(Information provided):
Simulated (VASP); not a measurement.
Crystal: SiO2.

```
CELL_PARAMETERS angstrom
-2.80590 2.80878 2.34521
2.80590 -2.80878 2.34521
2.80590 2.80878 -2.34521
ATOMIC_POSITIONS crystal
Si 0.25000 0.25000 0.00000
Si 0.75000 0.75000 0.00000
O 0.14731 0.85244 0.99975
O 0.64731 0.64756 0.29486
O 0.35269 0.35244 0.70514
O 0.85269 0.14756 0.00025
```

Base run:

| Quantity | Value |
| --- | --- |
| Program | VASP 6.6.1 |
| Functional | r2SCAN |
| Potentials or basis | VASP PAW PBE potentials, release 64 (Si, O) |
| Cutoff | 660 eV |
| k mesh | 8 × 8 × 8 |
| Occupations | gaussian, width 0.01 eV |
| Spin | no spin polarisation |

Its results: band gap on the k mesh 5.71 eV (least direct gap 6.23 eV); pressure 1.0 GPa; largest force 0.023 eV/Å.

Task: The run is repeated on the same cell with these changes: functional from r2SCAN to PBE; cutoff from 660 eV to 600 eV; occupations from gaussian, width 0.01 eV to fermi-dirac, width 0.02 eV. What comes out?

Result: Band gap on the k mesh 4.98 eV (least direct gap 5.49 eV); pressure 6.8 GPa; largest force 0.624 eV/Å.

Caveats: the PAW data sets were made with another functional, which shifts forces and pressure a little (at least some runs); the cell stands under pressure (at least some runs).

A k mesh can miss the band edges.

(Work request): Once you find the line containing "Caveats: the PAW", stop: reproduce exactly that line and every line of the data before it, and nothing else.

(Exercise solution):
Simulated (VASP); not a measurement.
Crystal: SiO2.

```
CELL_PARAMETERS angstrom
-2.80590 2.80878 2.34521
2.80590 -2.80878 2.34521
2.80590 2.80878 -2.34521
ATOMIC_POSITIONS crystal
Si 0.25000 0.25000 0.00000
Si 0.75000 0.75000 0.00000
O 0.14731 0.85244 0.99975
O 0.64731 0.64756 0.29486
O 0.35269 0.35244 0.70514
O 0.85269 0.14756 0.00025
```

Base run:

| Quantity | Value |
| --- | --- |
| Program | VASP 6.6.1 |
| Functional | r2SCAN |
| Potentials or basis | VASP PAW PBE potentials, release 64 (Si, O) |
| Cutoff | 660 eV |
| k mesh | 8 × 8 × 8 |
| Occupations | gaussian, width 0.01 eV |
| Spin | no spin polarisation |

Its results: band gap on the k mesh 5.71 eV (least direct gap 6.23 eV); pressure 1.0 GPa; largest force 0.023 eV/Å.

Task: The run is repeated on the same cell with these changes: functional from r2SCAN to PBE; cutoff from 660 eV to 600 eV; occupations from gaussian, width 0.01 eV to fermi-dirac, width 0.02 eV. What comes out?

Result: Band gap on the k mesh 4.98 eV (least direct gap 5.49 eV); pressure 6.8 GPa; largest force 0.624 eV/Å.

Caveats: the PAW data sets were made with another functional, which shifts forces and pressure a little (at least some runs); the cell stands under pressure (at least some runs).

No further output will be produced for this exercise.